--- START ---
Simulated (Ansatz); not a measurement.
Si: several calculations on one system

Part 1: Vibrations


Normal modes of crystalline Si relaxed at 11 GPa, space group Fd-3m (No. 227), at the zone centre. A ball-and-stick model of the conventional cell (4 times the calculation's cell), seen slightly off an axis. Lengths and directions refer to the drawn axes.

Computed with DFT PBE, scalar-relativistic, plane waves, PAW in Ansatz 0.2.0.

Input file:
--- END ---

ACTIVITY ▸ Take the entries above and return all of them exactly.

EXERCISE RESPONSE ▸
Simulated (Ansatz); not a measurement.
Si: several calculations on one system

Part 1: Vibrations


Normal modes of crystalline Si relaxed at 11 GPa, space group Fd-3m (No. 227), at the zone centre. A ball-and-stick model of the conventional cell (4 times the calculation's cell), seen slightly off an axis. Lengths and directions refer to the drawn axes.

Computed with DFT PBE, scalar-relativistic, plane waves, PAW in Ansatz 0.2.0.

Input file:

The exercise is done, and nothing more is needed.